- - -
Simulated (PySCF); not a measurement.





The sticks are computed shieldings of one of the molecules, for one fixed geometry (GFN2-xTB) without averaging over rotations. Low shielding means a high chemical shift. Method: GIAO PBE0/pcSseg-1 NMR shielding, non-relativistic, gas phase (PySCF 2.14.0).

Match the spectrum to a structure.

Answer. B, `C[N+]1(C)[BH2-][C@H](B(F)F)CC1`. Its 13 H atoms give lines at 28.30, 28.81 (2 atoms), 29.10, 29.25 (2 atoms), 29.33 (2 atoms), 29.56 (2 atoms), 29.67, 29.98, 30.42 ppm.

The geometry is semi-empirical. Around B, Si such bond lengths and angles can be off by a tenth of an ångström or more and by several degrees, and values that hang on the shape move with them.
- - -

- [Work request]:
Everything from the first line of the entries above through the line with "29.98, 30.42 ppm." is to be reproduced exactly, and nothing else.

- [Answer area]:
Simulated (PySCF); not a measurement.





The sticks are computed shieldings of one of the molecules, for one fixed geometry (GFN2-xTB) without averaging over rotations. Low shielding means a high chemical shift. Method: GIAO PBE0/pcSseg-1 NMR shielding, non-relativistic, gas phase (PySCF 2.14.0).

Match the spectrum to a structure.

Answer. B, `C[N+]1(C)[BH2-][C@H](B(F)F)CC1`. Its 13 H atoms give lines at 28.30, 28.81 (2 atoms), 29.10, 29.25 (2 atoms), 29.33 (2 atoms), 29.56 (2 atoms), 29.67, 29.98, 30.42 ppm.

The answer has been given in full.